Return, exactly as written, every line from the first line of the data below through the line that contains "how much memory?".

DATASET ENTRIES Start Marker

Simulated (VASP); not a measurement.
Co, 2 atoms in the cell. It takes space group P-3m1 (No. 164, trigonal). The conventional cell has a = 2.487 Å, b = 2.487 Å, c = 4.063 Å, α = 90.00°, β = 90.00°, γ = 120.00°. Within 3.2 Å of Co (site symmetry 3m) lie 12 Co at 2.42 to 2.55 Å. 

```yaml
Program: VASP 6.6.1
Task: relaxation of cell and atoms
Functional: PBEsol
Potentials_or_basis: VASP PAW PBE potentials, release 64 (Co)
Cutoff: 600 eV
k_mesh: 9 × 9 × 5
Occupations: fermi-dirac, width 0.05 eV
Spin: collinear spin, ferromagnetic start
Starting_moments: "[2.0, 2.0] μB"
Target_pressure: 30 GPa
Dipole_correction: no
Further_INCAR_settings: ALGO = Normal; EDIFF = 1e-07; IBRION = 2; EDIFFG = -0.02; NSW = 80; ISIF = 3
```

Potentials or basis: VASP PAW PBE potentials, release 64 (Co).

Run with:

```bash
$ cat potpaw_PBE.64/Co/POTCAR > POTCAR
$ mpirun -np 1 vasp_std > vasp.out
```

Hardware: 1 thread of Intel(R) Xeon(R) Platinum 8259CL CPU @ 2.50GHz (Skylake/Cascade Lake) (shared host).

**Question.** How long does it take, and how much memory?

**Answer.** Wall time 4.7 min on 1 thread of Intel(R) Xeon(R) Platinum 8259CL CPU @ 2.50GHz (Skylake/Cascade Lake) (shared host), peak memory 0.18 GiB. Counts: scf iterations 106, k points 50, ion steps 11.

DATASET ENTRIES End Marker

● **RESPONSE BOX**:
Simulated (VASP); not a measurement.
Co, 2 atoms in the cell. It takes space group P-3m1 (No. 164, trigonal). The conventional cell has a = 2.487 Å, b = 2.487 Å, c = 4.063 Å, α = 90.00°, β = 90.00°, γ = 120.00°. Within 3.2 Å of Co (site symmetry 3m) lie 12 Co at 2.42 to 2.55 Å. 

```yaml
Program: VASP 6.6.1
Task: relaxation of cell and atoms
Functional: PBEsol
Potentials_or_basis: VASP PAW PBE potentials, release 64 (Co)
Cutoff: 600 eV
k_mesh: 9 × 9 × 5
Occupations: fermi-dirac, width 0.05 eV
Spin: collinear spin, ferromagnetic start
Starting_moments: "[2.0, 2.0] μB"
Target_pressure: 30 GPa
Dipole_correction: no
Further_INCAR_settings: ALGO = Normal; EDIFF = 1e-07; IBRION = 2; EDIFFG = -0.02; NSW = 80; ISIF = 3
```

Potentials or basis: VASP PAW PBE potentials, release 64 (Co).

Run with:

```bash
$ cat potpaw_PBE.64/Co/POTCAR > POTCAR
$ mpirun -np 1 vasp_std > vasp.out
```

Hardware: 1 thread of Intel(R) Xeon(R) Platinum 8259CL CPU @ 2.50GHz (Skylake/Cascade Lake) (shared host).

**Question.** How long does it take, and how much memory?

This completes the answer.